▸ Data for analysis
== Segment start ==

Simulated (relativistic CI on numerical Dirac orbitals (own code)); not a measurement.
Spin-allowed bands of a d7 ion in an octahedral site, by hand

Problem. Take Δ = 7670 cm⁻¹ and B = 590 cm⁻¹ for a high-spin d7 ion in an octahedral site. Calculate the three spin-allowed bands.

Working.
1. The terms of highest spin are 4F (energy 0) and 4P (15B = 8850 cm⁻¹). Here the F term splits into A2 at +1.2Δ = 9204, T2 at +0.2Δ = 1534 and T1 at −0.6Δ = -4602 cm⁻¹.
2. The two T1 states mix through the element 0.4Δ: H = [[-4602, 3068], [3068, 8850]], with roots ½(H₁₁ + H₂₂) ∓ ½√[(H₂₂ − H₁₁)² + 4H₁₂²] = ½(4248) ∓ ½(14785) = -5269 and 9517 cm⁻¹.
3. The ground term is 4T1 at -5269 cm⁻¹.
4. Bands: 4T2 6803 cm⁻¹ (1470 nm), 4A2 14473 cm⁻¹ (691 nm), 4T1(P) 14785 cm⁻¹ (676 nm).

== Segment end ==

▸ Exercise
An exact copy of the lines above, from the one containing "2. The two T1" through the one containing "3. The ground term is 4T1 at -5269 cm⁻¹.", is the whole of the answer.

▸ Task response
2. The two T1 states mix through the element 0.4Δ: H = [[-4602, 3068], [3068, 8850]], with roots ½(H₁₁ + H₂₂) ∓ ½√[(H₂₂ − H₁₁)² + 4H₁₂²] = ½(4248) ∓ ½(14785) = -5269 and 9517 cm⁻¹.
3. The ground term is 4T1 at -5269 cm⁻¹.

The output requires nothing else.